## Information supplied
--------------------------------------------------

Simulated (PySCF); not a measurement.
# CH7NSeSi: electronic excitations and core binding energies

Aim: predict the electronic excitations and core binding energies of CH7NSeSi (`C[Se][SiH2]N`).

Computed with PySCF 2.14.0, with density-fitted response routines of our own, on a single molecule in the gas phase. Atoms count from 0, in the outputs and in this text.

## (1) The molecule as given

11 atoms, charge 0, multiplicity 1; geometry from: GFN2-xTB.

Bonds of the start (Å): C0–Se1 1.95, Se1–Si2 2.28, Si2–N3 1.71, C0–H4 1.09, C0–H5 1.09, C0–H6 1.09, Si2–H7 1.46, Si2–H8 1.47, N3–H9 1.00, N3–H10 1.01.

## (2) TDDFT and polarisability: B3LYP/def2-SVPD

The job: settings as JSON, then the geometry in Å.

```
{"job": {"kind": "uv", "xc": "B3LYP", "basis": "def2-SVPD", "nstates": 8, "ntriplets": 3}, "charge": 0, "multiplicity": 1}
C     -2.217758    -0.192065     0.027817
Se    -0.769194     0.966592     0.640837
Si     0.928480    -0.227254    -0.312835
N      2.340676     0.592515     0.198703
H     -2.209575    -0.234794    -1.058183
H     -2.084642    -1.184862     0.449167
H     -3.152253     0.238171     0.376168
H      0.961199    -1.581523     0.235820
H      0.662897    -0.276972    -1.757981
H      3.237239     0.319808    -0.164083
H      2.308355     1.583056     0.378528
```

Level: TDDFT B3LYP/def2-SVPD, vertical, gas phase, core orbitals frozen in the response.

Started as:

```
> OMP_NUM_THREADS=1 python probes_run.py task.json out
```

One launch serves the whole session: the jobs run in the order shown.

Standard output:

--------------------------------------------------

## Requirement
In your reply, restate exactly the lines from the start of the records above through the line holding "One launch serves", including both, and nothing else.

## Answer area
Simulated (PySCF); not a measurement.
# CH7NSeSi: electronic excitations and core binding energies

Aim: predict the electronic excitations and core binding energies of CH7NSeSi (`C[Se][SiH2]N`).

Computed with PySCF 2.14.0, with density-fitted response routines of our own, on a single molecule in the gas phase. Atoms count from 0, in the outputs and in this text.

## (1) The molecule as given

11 atoms, charge 0, multiplicity 1; geometry from: GFN2-xTB.

Bonds of the start (Å): C0–Se1 1.95, Se1–Si2 2.28, Si2–N3 1.71, C0–H4 1.09, C0–H5 1.09, C0–H6 1.09, Si2–H7 1.46, Si2–H8 1.47, N3–H9 1.00, N3–H10 1.01.

## (2) TDDFT and polarisability: B3LYP/def2-SVPD

The job: settings as JSON, then the geometry in Å.

```
{"job": {"kind": "uv", "xc": "B3LYP", "basis": "def2-SVPD", "nstates": 8, "ntriplets": 3}, "charge": 0, "multiplicity": 1}
C     -2.217758    -0.192065     0.027817
Se    -0.769194     0.966592     0.640837
Si     0.928480    -0.227254    -0.312835
N      2.340676     0.592515     0.198703
H     -2.209575    -0.234794    -1.058183
H     -2.084642    -1.184862     0.449167
H     -3.152253     0.238171     0.376168
H      0.961199    -1.581523     0.235820
H      0.662897    -0.276972    -1.757981
H      3.237239     0.319808    -0.164083
H      2.308355     1.583056     0.378528
```

Level: TDDFT B3LYP/def2-SVPD, vertical, gas phase, core orbitals frozen in the response.

Started as:

```
> OMP_NUM_THREADS=1 python probes_run.py task.json out
```

One launch serves the whole session: the jobs run in the order shown.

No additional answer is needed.